:: Supplied material ::
★ ★ ★ ★

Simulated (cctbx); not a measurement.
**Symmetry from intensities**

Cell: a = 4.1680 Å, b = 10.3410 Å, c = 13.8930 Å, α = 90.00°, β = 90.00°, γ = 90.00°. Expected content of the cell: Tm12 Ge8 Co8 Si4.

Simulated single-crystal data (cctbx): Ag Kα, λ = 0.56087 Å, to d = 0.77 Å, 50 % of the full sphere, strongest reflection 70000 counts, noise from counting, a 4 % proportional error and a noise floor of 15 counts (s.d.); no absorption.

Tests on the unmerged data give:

★ ★ ★ ★

Lines from the first one above through the line containing "Simulated single-crystal data" are to be retyped exactly, both included, and nothing more.

:: Your solution ::
Simulated (cctbx); not a measurement.
**Symmetry from intensities**

Cell: a = 4.1680 Å, b = 10.3410 Å, c = 13.8930 Å, α = 90.00°, β = 90.00°, γ = 90.00°. Expected content of the cell: Tm12 Ge8 Co8 Si4.

Simulated single-crystal data (cctbx): Ag Kα, λ = 0.56087 Å, to d = 0.77 Å, 50 % of the full sphere, strongest reflection 70000 counts, noise from counting, a 4 % proportional error and a noise floor of 15 counts (s.d.); no absorption.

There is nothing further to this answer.